## Action item:
In the listing below, print exactly the lines from the first through the one that contains "D. [Zr(F)(H)3]".

## Given information:
◇ ◇ ◇ ◇ ◇

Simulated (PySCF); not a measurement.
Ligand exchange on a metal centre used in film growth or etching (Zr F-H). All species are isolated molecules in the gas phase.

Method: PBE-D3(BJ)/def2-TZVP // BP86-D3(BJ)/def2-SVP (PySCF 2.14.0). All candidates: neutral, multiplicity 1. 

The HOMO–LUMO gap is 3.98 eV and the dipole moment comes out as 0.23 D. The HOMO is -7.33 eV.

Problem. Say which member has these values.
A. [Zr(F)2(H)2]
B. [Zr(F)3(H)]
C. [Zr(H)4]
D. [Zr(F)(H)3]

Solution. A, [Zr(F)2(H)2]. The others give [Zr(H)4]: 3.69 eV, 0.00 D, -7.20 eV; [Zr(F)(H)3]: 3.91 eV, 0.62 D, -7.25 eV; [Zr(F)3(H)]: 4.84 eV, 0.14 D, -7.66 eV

◇ ◇ ◇ ◇ ◇

## Task output:
Simulated (PySCF); not a measurement.
Ligand exchange on a metal centre used in film growth or etching (Zr F-H). All species are isolated molecules in the gas phase.

Method: PBE-D3(BJ)/def2-TZVP // BP86-D3(BJ)/def2-SVP (PySCF 2.14.0). All candidates: neutral, multiplicity 1. 

The HOMO–LUMO gap is 3.98 eV and the dipole moment comes out as 0.23 D. The HOMO is -7.33 eV.

Problem. Say which member has these values.
A. [Zr(F)2(H)2]
B. [Zr(F)3(H)]
C. [Zr(H)4]
D. [Zr(F)(H)3]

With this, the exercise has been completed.